■ **Work task**: Could you output the complete listing given below exactly?

■ **Stored data**:
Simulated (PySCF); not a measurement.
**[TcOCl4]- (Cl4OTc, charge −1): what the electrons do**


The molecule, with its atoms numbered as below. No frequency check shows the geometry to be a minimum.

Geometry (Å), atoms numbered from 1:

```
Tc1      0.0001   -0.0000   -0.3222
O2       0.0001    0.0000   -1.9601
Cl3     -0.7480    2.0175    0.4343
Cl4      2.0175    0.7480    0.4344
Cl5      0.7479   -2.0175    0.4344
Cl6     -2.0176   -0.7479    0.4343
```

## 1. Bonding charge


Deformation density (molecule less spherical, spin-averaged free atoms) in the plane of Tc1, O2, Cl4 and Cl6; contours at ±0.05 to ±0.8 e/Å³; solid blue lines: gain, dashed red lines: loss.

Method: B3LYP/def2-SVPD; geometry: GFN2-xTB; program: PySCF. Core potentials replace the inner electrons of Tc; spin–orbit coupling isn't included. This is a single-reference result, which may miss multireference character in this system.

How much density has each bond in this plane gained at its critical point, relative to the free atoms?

■ **Written solution**:
Simulated (PySCF); not a measurement.
**[TcOCl4]- (Cl4OTc, charge −1): what the electrons do**


The molecule, with its atoms numbered as below. No frequency check shows the geometry to be a minimum.

Geometry (Å), atoms numbered from 1:

```
Tc1      0.0001   -0.0000   -0.3222
O2       0.0001    0.0000   -1.9601
Cl3     -0.7480    2.0175    0.4343
Cl4      2.0175    0.7480    0.4344
Cl5      0.7479   -2.0175    0.4344
Cl6     -2.0176   -0.7479    0.4343
```

## 1. Bonding charge


Deformation density (molecule less spherical, spin-averaged free atoms) in the plane of Tc1, O2, Cl4 and Cl6; contours at ±0.05 to ±0.8 e/Å³; solid blue lines: gain, dashed red lines: loss.

Method: B3LYP/def2-SVPD; geometry: GFN2-xTB; program: PySCF. Core potentials replace the inner electrons of Tc; spin–orbit coupling isn't included. This is a single-reference result, which may miss multireference character in this system.

How much density has each bond in this plane gained at its critical point, relative to the free atoms?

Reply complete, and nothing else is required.